_Material supplied_:
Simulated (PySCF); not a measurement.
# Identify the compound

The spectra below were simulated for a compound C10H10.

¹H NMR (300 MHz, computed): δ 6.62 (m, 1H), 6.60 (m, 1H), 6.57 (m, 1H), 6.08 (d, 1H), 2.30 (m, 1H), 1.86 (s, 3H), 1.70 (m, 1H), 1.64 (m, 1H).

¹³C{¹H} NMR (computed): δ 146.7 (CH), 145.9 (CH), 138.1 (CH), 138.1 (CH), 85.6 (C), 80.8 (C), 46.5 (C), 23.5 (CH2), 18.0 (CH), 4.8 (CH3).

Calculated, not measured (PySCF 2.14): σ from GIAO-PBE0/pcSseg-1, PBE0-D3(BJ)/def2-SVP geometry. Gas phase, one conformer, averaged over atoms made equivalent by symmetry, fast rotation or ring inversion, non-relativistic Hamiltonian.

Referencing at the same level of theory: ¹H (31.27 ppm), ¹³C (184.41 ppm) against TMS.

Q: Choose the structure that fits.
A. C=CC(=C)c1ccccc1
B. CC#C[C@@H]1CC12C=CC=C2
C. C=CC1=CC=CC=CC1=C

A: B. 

_Assigned task_: Exactly as written, please transcribe the lines from the start of the records above to the line that holds "¹H NMR (300", both ends included.

_Task answer_:
Simulated (PySCF); not a measurement.
# Identify the compound

The spectra below were simulated for a compound C10H10.

¹H NMR (300 MHz, computed): δ 6.62 (m, 1H), 6.60 (m, 1H), 6.57 (m, 1H), 6.08 (d, 1H), 2.30 (m, 1H), 1.86 (s, 3H), 1.70 (m, 1H), 1.64 (m, 1H).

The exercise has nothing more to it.